→ **Data records**
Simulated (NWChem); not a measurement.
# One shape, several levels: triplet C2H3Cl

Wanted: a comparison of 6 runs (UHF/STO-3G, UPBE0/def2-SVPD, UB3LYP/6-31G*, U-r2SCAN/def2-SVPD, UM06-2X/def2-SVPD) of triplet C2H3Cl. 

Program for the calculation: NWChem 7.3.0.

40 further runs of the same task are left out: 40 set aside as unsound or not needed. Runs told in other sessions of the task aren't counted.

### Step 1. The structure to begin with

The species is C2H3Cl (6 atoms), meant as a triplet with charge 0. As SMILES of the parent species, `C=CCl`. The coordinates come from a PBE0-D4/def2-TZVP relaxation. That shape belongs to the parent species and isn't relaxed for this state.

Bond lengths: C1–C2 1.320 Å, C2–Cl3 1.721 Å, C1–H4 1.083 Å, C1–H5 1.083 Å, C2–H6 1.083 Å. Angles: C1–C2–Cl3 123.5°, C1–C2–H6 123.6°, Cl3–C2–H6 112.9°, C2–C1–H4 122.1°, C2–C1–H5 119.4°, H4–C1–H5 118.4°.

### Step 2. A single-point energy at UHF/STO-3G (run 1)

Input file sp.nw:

→ **Assigned task**
Of the entries above, repeat exactly the lines between the line with "40 further runs" and the line with "### Step 2.", inclusive, and no others.

→ **Response**
40 further runs of the same task are left out: 40 set aside as unsound or not needed. Runs told in other sessions of the task aren't counted.

### Step 1. The structure to begin with

The species is C2H3Cl (6 atoms), meant as a triplet with charge 0. As SMILES of the parent species, `C=CCl`. The coordinates come from a PBE0-D4/def2-TZVP relaxation. That shape belongs to the parent species and isn't relaxed for this state.

Bond lengths: C1–C2 1.320 Å, C2–Cl3 1.721 Å, C1–H4 1.083 Å, C1–H5 1.083 Å, C2–H6 1.083 Å. Angles: C1–C2–Cl3 123.5°, C1–C2–H6 123.6°, Cl3–C2–H6 112.9°, C2–C1–H4 122.1°, C2–C1–H5 119.4°, H4–C1–H5 118.4°.

### Step 2. A single-point energy at UHF/STO-3G (run 1)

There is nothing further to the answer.